◆ ◆ ◆ ◆ ◆

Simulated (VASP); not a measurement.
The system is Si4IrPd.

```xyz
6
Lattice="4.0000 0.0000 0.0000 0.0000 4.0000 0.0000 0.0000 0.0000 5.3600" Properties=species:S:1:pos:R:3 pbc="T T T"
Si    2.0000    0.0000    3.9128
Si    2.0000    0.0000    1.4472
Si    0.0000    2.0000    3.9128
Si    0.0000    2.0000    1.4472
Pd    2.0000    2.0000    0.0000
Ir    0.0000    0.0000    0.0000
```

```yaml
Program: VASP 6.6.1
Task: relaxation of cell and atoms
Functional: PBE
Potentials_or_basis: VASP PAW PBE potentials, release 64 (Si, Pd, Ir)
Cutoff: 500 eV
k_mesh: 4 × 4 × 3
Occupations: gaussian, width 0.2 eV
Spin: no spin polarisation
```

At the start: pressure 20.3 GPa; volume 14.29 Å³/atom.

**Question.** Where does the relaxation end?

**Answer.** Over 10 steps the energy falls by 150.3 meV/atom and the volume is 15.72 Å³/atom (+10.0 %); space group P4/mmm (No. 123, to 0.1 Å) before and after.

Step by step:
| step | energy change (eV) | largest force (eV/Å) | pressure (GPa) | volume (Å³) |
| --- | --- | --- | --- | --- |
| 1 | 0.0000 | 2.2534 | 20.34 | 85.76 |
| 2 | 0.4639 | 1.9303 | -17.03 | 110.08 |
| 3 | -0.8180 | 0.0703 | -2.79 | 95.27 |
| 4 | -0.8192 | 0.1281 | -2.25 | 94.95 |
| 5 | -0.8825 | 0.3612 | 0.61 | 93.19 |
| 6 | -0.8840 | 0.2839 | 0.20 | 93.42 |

◆ ◆ ◆ ◆ ◆

**Brief**
Write each line of the data down again exactly as it reads.

**Expected answer**
Simulated (VASP); not a measurement.
The system is Si4IrPd.

```xyz
6
Lattice="4.0000 0.0000 0.0000 0.0000 4.0000 0.0000 0.0000 0.0000 5.3600" Properties=species:S:1:pos:R:3 pbc="T T T"
Si    2.0000    0.0000    3.9128
Si    2.0000    0.0000    1.4472
Si    0.0000    2.0000    3.9128
Si    0.0000    2.0000    1.4472
Pd    2.0000    2.0000    0.0000
Ir    0.0000    0.0000    0.0000
```

```yaml
Program: VASP 6.6.1
Task: relaxation of cell and atoms
Functional: PBE
Potentials_or_basis: VASP PAW PBE potentials, release 64 (Si, Pd, Ir)
Cutoff: 500 eV
k_mesh: 4 × 4 × 3
Occupations: gaussian, width 0.2 eV
Spin: no spin polarisation
```

At the start: pressure 20.3 GPa; volume 14.29 Å³/atom.

**Question.** Where does the relaxation end?

**Answer.** Over 10 steps the energy falls by 150.3 meV/atom and the volume is 15.72 Å³/atom (+10.0 %); space group P4/mmm (No. 123, to 0.1 Å) before and after.

Step by step:
| step | energy change (eV) | largest force (eV/Å) | pressure (GPa) | volume (Å³) |
| --- | --- | --- | --- | --- |
| 1 | 0.0000 | 2.2534 | 20.34 | 85.76 |
| 2 | 0.4639 | 1.9303 | -17.03 | 110.08 |
| 3 | -0.8180 | 0.0703 | -2.79 | 95.27 |
| 4 | -0.8192 | 0.1281 | -2.25 | 94.95 |
| 5 | -0.8825 | 0.3612 | 0.61 | 93.19 |
| 6 | -0.8840 | 0.2839 | 0.20 | 93.42 |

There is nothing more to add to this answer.